▶ _Brief_:
The response should consist of every record, reproduced exactly.

--- START ---

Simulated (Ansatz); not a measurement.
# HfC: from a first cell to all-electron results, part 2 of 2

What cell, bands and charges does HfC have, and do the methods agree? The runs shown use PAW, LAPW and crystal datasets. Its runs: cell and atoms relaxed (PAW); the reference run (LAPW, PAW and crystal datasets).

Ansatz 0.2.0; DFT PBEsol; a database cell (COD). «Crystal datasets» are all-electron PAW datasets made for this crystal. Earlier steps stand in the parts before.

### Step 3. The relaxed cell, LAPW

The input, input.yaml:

--- END ---

▶ _Exercise answer_:
Simulated (Ansatz); not a measurement.
# HfC: from a first cell to all-electron results, part 2 of 2

What cell, bands and charges does HfC have, and do the methods agree? The runs shown use PAW, LAPW and crystal datasets. Its runs: cell and atoms relaxed (PAW); the reference run (LAPW, PAW and crystal datasets).

Ansatz 0.2.0; DFT PBEsol; a database cell (COD). «Crystal datasets» are all-electron PAW datasets made for this crystal. Earlier steps stand in the parts before.

### Step 3. The relaxed cell, LAPW

The input, input.yaml:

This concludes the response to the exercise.